- _Work instruction_: Transcribe each entry. Change nothing.

- _Given information_:
--

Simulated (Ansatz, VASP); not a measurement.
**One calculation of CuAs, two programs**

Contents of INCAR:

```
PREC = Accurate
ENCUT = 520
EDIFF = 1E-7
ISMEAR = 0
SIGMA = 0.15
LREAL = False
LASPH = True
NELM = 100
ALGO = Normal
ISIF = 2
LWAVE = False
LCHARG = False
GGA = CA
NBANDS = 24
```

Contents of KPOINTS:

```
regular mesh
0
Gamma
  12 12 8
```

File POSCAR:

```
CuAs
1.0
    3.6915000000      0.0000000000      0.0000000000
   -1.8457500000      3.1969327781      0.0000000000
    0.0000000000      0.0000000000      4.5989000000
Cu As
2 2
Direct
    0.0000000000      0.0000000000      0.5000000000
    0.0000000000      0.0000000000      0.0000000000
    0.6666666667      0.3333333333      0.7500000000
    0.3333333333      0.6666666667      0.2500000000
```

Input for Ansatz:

--

- _Your solution_:
Simulated (Ansatz, VASP); not a measurement.
**One calculation of CuAs, two programs**

Contents of INCAR:

```
PREC = Accurate
ENCUT = 520
EDIFF = 1E-7
ISMEAR = 0
SIGMA = 0.15
LREAL = False
LASPH = True
NELM = 100
ALGO = Normal
ISIF = 2
LWAVE = False
LCHARG = False
GGA = CA
NBANDS = 24
```

Contents of KPOINTS:

```
regular mesh
0
Gamma
  12 12 8
```

File POSCAR:

```
CuAs
1.0
    3.6915000000      0.0000000000      0.0000000000
   -1.8457500000      3.1969327781      0.0000000000
    0.0000000000      0.0000000000      4.5989000000
Cu As
2 2
Direct
    0.0000000000      0.0000000000      0.5000000000
    0.0000000000      0.0000000000      0.0000000000
    0.6666666667      0.3333333333      0.7500000000
    0.3333333333      0.6666666667      0.2500000000
```

Input for Ansatz:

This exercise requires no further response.